REQUIRED ACTION:
Only the opening lines of the listing, through the one with "Ansatz 0.2.0 |", are to be retyped, each exactly as it stands.

MATERIAL SUPPLIED section start
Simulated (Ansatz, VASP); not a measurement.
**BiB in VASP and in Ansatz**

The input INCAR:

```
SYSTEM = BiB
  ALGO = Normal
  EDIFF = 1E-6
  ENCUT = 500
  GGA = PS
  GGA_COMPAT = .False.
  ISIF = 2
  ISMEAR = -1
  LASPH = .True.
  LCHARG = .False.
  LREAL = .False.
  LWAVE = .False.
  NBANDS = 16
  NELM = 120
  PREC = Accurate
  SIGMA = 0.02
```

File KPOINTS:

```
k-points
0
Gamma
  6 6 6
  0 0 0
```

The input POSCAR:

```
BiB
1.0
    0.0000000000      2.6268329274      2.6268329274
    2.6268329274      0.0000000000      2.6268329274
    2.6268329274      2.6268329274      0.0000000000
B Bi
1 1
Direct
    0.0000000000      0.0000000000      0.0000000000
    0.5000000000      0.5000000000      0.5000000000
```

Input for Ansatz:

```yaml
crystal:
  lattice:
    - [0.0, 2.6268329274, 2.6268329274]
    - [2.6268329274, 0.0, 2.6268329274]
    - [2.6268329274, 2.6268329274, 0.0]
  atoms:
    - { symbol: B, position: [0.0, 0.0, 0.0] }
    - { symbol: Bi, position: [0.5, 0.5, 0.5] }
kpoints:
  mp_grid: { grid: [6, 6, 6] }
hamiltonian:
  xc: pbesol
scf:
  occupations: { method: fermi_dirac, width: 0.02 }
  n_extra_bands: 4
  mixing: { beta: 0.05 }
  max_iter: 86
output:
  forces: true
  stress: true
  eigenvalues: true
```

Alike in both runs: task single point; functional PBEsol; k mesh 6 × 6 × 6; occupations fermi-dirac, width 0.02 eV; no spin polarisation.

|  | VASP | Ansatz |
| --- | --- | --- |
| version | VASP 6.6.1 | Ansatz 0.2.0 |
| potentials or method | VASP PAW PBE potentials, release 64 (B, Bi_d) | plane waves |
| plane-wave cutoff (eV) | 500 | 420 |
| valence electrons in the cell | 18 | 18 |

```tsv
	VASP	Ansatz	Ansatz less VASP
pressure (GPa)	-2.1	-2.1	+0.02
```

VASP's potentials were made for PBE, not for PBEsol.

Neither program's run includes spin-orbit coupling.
MATERIAL SUPPLIED section end

WORKED SOLUTION:
Simulated (Ansatz, VASP); not a measurement.
**BiB in VASP and in Ansatz**

The input INCAR:

```
SYSTEM = BiB
  ALGO = Normal
  EDIFF = 1E-6
  ENCUT = 500
  GGA = PS
  GGA_COMPAT = .False.
  ISIF = 2
  ISMEAR = -1
  LASPH = .True.
  LCHARG = .False.
  LREAL = .False.
  LWAVE = .False.
  NBANDS = 16
  NELM = 120
  PREC = Accurate
  SIGMA = 0.02
```

File KPOINTS:

```
k-points
0
Gamma
  6 6 6
  0 0 0
```

The input POSCAR:

```
BiB
1.0
    0.0000000000      2.6268329274      2.6268329274
    2.6268329274      0.0000000000      2.6268329274
    2.6268329274      2.6268329274      0.0000000000
B Bi
1 1
Direct
    0.0000000000      0.0000000000      0.0000000000
    0.5000000000      0.5000000000      0.5000000000
```

Input for Ansatz:

```yaml
crystal:
  lattice:
    - [0.0, 2.6268329274, 2.6268329274]
    - [2.6268329274, 0.0, 2.6268329274]
    - [2.6268329274, 2.6268329274, 0.0]
  atoms:
    - { symbol: B, position: [0.0, 0.0, 0.0] }
    - { symbol: Bi, position: [0.5, 0.5, 0.5] }
kpoints:
  mp_grid: { grid: [6, 6, 6] }
hamiltonian:
  xc: pbesol
scf:
  occupations: { method: fermi_dirac, width: 0.02 }
  n_extra_bands: 4
  mixing: { beta: 0.05 }
  max_iter: 86
output:
  forces: true
  stress: true
  eigenvalues: true
```

Alike in both runs: task single point; functional PBEsol; k mesh 6 × 6 × 6; occupations fermi-dirac, width 0.02 eV; no spin polarisation.

|  | VASP | Ansatz |
| --- | --- | --- |
| version | VASP 6.6.1 | Ansatz 0.2.0 |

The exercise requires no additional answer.